(Given information begins)
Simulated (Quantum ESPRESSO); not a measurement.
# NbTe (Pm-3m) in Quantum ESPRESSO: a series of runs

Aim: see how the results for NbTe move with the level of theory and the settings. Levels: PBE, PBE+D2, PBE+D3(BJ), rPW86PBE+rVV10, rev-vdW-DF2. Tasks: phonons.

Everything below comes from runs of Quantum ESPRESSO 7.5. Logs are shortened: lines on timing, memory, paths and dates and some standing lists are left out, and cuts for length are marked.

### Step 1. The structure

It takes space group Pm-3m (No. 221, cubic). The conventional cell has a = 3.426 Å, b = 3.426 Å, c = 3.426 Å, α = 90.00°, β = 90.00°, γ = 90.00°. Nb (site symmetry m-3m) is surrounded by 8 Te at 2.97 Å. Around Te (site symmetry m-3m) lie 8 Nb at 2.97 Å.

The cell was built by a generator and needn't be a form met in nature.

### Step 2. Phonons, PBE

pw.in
(Given information ends)

Restate the entries above word for word, beginning with their first line and ending with the line holding "Aim: see how"; omit everything else.

* [Response area]
Simulated (Quantum ESPRESSO); not a measurement.
# NbTe (Pm-3m) in Quantum ESPRESSO: a series of runs

Aim: see how the results for NbTe move with the level of theory and the settings. Levels: PBE, PBE+D2, PBE+D3(BJ), rPW86PBE+rVV10, rev-vdW-DF2. Tasks: phonons.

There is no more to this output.